• DATA LISTING:
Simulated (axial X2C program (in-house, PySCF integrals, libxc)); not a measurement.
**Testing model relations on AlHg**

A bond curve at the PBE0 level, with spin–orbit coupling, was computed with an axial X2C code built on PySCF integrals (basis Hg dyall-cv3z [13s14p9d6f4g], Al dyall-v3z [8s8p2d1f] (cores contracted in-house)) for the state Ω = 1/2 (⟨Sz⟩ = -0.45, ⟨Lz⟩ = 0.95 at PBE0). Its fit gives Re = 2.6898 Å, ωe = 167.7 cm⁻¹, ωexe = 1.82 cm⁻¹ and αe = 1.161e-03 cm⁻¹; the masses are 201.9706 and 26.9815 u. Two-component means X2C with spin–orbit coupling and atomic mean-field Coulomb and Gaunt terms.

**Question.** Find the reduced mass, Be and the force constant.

• WORK TASK: In the listing above, please copy exactly the lines from the first through the one that contains "relations on AlHg**", and no others.

• WRITTEN ANSWER:
Simulated (axial X2C program (in-house, PySCF integrals, libxc)); not a measurement.
**Testing model relations on AlHg**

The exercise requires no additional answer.